(DATA EXTRACT):
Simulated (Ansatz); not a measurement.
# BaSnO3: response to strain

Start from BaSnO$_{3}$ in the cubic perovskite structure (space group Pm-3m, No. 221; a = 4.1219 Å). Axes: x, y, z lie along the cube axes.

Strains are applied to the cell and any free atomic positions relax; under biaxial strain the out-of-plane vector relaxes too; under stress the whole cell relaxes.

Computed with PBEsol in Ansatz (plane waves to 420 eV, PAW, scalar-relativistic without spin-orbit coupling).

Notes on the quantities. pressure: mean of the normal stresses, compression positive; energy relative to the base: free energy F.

(ACTIVITY): Reproduce all of the entries word for word.

(EXERCISE ANSWER):
Simulated (Ansatz); not a measurement.
# BaSnO3: response to strain

Start from BaSnO$_{3}$ in the cubic perovskite structure (space group Pm-3m, No. 221; a = 4.1219 Å). Axes: x, y, z lie along the cube axes.

Strains are applied to the cell and any free atomic positions relax; under biaxial strain the out-of-plane vector relaxes too; under stress the whole cell relaxes.

Computed with PBEsol in Ansatz (plane waves to 420 eV, PAW, scalar-relativistic without spin-orbit coupling).

Notes on the quantities. pressure: mean of the normal stresses, compression positive; energy relative to the base: free energy F.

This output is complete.